== Excerpted data ==
===

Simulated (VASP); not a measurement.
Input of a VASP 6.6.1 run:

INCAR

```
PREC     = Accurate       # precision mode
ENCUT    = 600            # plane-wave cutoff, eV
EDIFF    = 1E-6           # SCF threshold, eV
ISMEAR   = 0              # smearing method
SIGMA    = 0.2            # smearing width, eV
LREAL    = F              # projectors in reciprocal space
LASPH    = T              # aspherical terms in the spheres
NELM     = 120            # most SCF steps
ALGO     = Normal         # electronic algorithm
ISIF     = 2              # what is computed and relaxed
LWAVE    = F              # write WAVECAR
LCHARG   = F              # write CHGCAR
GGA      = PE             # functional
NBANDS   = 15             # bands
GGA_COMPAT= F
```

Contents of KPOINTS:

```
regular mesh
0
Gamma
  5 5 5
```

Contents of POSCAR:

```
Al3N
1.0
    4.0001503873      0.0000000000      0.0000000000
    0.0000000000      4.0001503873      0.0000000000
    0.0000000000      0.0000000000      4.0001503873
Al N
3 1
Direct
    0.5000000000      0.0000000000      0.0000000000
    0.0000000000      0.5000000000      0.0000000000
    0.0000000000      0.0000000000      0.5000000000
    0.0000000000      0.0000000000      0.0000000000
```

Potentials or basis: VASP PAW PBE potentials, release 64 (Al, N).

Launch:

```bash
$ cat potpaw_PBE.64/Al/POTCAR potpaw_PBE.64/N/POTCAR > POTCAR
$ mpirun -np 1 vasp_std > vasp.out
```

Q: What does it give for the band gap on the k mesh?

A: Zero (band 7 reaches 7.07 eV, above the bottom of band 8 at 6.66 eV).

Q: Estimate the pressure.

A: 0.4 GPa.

===

== Brief ==
Every line above from the line with "Potentials or basis: VASP" to the line with "Q: Estimate the pressure.", both included, must be reproduced exactly, and no other line may appear.

== Task output ==
Potentials or basis: VASP PAW PBE potentials, release 64 (Al, N).

Launch:

```bash
$ cat potpaw_PBE.64/Al/POTCAR potpaw_PBE.64/N/POTCAR > POTCAR
$ mpirun -np 1 vasp_std > vasp.out
```

Q: What does it give for the band gap on the k mesh?

A: Zero (band 7 reaches 7.07 eV, above the bottom of band 8 at 6.66 eV).

Q: Estimate the pressure.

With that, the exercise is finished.